.....
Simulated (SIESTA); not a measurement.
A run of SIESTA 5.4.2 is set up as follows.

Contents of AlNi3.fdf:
.....

Brief:
Lines from the start of the material above through the line containing "A run of SIESTA 5.4.2 is set up as follows." are to be duplicated exactly, and only those.

Response box:
Simulated (SIESTA); not a measurement.
A run of SIESTA 5.4.2 is set up as follows.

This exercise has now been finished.